_Exercise:_ Render every entry exactly as it appears.

_____

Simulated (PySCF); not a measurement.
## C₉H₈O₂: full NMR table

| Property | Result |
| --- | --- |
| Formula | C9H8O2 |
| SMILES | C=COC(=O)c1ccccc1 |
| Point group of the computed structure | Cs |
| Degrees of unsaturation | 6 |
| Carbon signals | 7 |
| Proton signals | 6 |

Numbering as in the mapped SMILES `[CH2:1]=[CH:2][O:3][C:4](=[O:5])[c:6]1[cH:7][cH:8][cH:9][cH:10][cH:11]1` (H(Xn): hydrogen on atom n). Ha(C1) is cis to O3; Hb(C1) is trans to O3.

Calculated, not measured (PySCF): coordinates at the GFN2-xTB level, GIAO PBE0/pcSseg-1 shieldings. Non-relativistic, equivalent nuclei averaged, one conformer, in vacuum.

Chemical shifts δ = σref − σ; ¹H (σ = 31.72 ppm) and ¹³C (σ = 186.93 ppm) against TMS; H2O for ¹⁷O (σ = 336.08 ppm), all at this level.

_____

_Your solution:_
Simulated (PySCF); not a measurement.
## C₉H₈O₂: full NMR table

| Property | Result |
| --- | --- |
| Formula | C9H8O2 |
| SMILES | C=COC(=O)c1ccccc1 |
| Point group of the computed structure | Cs |
| Degrees of unsaturation | 6 |
| Carbon signals | 7 |
| Proton signals | 6 |

Numbering as in the mapped SMILES `[CH2:1]=[CH:2][O:3][C:4](=[O:5])[c:6]1[cH:7][cH:8][cH:9][cH:10][cH:11]1` (H(Xn): hydrogen on atom n). Ha(C1) is cis to O3; Hb(C1) is trans to O3.

Calculated, not measured (PySCF): coordinates at the GFN2-xTB level, GIAO PBE0/pcSseg-1 shieldings. Non-relativistic, equivalent nuclei averaged, one conformer, in vacuum.

Chemical shifts δ = σref − σ; ¹H (σ = 31.72 ppm) and ¹³C (σ = 186.93 ppm) against TMS; H2O for ¹⁷O (σ = 336.08 ppm), all at this level.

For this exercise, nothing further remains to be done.